** Opening Supplied data block **

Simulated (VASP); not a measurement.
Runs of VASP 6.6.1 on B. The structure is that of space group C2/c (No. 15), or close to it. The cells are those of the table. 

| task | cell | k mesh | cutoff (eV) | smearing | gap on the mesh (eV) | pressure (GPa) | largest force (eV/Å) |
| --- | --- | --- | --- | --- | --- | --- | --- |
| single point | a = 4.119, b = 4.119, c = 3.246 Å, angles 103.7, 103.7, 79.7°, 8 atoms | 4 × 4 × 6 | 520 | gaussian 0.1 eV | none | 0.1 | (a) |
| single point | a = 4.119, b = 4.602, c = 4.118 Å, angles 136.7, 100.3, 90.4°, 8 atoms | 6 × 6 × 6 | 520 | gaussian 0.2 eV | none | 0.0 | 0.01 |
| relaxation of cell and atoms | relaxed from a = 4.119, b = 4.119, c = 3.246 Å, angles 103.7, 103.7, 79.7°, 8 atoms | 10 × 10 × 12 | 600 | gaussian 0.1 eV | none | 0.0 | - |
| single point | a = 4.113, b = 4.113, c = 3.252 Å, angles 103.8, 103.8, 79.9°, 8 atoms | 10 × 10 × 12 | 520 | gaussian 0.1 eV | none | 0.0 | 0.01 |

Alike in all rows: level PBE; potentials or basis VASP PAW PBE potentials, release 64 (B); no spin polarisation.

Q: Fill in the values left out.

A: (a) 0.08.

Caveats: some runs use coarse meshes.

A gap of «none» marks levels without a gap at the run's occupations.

** Closing Supplied data block **

**Work order**
Your response should hold the lines from the first line of the entries above through the line with "force (eV/Å) |", each retyped exactly, and nothing else.

**Worked solution**
Simulated (VASP); not a measurement.
Runs of VASP 6.6.1 on B. The structure is that of space group C2/c (No. 15), or close to it. The cells are those of the table. 

| task | cell | k mesh | cutoff (eV) | smearing | gap on the mesh (eV) | pressure (GPa) | largest force (eV/Å) |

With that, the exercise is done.